• ACTION ITEM
Every line from the one with "single point |" to the one with "correction | no |", including those two, is to be copied exactly; all other lines of the entries below are left out.

• INFORMATION PROVIDED
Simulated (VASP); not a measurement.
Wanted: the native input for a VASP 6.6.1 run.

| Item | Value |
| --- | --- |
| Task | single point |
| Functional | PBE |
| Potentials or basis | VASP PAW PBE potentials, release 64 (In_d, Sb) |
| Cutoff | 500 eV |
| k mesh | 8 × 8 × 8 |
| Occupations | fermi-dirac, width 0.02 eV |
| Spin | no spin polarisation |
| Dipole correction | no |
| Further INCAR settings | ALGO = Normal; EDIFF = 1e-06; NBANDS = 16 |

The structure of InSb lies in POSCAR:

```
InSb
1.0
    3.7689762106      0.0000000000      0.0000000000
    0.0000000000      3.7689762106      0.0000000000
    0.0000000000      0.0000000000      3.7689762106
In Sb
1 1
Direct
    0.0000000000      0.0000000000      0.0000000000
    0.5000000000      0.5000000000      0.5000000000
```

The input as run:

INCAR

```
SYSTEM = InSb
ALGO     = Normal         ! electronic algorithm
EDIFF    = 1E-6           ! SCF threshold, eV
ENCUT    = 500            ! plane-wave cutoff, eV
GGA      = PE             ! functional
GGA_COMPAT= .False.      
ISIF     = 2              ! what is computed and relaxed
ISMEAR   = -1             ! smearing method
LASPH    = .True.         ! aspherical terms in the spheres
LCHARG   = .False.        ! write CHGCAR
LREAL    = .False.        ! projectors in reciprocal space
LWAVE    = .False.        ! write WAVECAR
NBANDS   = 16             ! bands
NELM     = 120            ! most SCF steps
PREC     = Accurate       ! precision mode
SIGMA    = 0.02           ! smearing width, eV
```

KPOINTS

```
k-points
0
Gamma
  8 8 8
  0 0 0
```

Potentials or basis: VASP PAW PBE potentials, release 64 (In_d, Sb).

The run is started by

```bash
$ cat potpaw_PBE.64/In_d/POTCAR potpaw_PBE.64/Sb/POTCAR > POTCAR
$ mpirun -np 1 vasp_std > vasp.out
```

• PROBLEM SOLUTION
| Task | single point |
| Functional | PBE |
| Potentials or basis | VASP PAW PBE potentials, release 64 (In_d, Sb) |
| Cutoff | 500 eV |
| k mesh | 8 × 8 × 8 |
| Occupations | fermi-dirac, width 0.02 eV |
| Spin | no spin polarisation |
| Dipole correction | no |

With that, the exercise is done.